• _WORK REQUEST_: Write out the records again, exactly. Nothing may be dropped.

[[ RAW DATA open ]]
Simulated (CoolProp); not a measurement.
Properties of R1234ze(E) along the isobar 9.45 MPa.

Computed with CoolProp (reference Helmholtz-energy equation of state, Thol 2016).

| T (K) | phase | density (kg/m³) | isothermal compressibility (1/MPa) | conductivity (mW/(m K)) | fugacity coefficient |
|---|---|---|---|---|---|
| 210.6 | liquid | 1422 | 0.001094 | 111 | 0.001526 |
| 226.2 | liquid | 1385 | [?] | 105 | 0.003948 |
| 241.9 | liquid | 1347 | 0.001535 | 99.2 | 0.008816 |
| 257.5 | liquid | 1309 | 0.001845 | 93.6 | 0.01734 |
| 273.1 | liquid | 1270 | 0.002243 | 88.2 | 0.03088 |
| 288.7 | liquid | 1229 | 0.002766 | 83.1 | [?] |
[[ RAW DATA closed ]]

• _WORKED SOLUTION_:
Simulated (CoolProp); not a measurement.
Properties of R1234ze(E) along the isobar 9.45 MPa.

Computed with CoolProp (reference Helmholtz-energy equation of state, Thol 2016).

| T (K) | phase | density (kg/m³) | isothermal compressibility (1/MPa) | conductivity (mW/(m K)) | fugacity coefficient |
|---|---|---|---|---|---|
| 210.6 | liquid | 1422 | 0.001094 | 111 | 0.001526 |
| 226.2 | liquid | 1385 | [?] | 105 | 0.003948 |
| 241.9 | liquid | 1347 | 0.001535 | 99.2 | 0.008816 |
| 257.5 | liquid | 1309 | 0.001845 | 93.6 | 0.01734 |
| 273.1 | liquid | 1270 | 0.002243 | 88.2 | 0.03088 |
| 288.7 | liquid | 1229 | 0.002766 | 83.1 | [?] |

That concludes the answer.